**Information given:**
________________________________________
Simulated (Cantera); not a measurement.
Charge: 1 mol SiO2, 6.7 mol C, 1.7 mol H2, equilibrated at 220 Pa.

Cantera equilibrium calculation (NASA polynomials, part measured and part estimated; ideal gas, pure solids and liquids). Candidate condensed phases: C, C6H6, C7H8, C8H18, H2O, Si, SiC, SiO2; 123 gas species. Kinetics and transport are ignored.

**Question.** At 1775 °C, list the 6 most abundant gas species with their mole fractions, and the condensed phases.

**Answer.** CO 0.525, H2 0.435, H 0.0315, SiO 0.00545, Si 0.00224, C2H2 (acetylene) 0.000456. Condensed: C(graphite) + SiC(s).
________________________________________

**Work instruction:**
Up to and including the line with "the condensed phases.", please return the records exactly, beginning from their first line.

**Problem solution:**
Simulated (Cantera); not a measurement.
Charge: 1 mol SiO2, 6.7 mol C, 1.7 mol H2, equilibrated at 220 Pa.

Cantera equilibrium calculation (NASA polynomials, part measured and part estimated; ideal gas, pure solids and liquids). Candidate condensed phases: C, C6H6, C7H8, C8H18, H2O, Si, SiC, SiO2; 123 gas species. Kinetics and transport are ignored.

**Question.** At 1775 °C, list the 6 most abundant gas species with their mole fractions, and the condensed phases.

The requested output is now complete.